■ RECORDS PROVIDED ■
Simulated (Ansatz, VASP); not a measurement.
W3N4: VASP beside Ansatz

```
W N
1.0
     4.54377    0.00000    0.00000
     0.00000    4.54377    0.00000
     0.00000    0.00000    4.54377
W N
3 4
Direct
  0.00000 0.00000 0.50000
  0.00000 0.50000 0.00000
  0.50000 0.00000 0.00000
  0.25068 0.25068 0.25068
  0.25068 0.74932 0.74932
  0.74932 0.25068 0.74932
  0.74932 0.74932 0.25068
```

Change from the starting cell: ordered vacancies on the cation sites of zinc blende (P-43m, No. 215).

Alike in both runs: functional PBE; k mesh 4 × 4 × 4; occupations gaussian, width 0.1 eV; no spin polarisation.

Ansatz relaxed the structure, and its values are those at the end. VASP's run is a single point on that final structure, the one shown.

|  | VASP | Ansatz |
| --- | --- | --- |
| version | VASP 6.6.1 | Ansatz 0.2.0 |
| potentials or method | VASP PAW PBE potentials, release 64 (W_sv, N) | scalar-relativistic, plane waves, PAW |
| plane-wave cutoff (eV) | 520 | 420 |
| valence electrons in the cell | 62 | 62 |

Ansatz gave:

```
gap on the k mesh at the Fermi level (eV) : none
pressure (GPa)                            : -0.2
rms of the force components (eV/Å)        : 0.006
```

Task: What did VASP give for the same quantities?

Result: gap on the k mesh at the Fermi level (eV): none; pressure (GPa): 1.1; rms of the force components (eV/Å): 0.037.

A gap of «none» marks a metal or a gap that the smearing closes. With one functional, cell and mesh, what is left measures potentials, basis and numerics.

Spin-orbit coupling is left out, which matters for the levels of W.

■ WORK ORDER ■
Full repetition needed. Write out every entry above exactly as given.

■ TASK ANSWER ■
Simulated (Ansatz, VASP); not a measurement.
W3N4: VASP beside Ansatz

```
W N
1.0
     4.54377    0.00000    0.00000
     0.00000    4.54377    0.00000
     0.00000    0.00000    4.54377
W N
3 4
Direct
  0.00000 0.00000 0.50000
  0.00000 0.50000 0.00000
  0.50000 0.00000 0.00000
  0.25068 0.25068 0.25068
  0.25068 0.74932 0.74932
  0.74932 0.25068 0.74932
  0.74932 0.74932 0.25068
```

Change from the starting cell: ordered vacancies on the cation sites of zinc blende (P-43m, No. 215).

Alike in both runs: functional PBE; k mesh 4 × 4 × 4; occupations gaussian, width 0.1 eV; no spin polarisation.

Ansatz relaxed the structure, and its values are those at the end. VASP's run is a single point on that final structure, the one shown.

|  | VASP | Ansatz |
| --- | --- | --- |
| version | VASP 6.6.1 | Ansatz 0.2.0 |
| potentials or method | VASP PAW PBE potentials, release 64 (W_sv, N) | scalar-relativistic, plane waves, PAW |
| plane-wave cutoff (eV) | 520 | 420 |
| valence electrons in the cell | 62 | 62 |

Ansatz gave:

```
gap on the k mesh at the Fermi level (eV) : none
pressure (GPa)                            : -0.2
rms of the force components (eV/Å)        : 0.006
```

Task: What did VASP give for the same quantities?

Result: gap on the k mesh at the Fermi level (eV): none; pressure (GPa): 1.1; rms of the force components (eV/Å): 0.037.

A gap of «none» marks a metal or a gap that the smearing closes. With one functional, cell and mesh, what is left measures potentials, basis and numerics.

Spin-orbit coupling is left out, which matters for the levels of W.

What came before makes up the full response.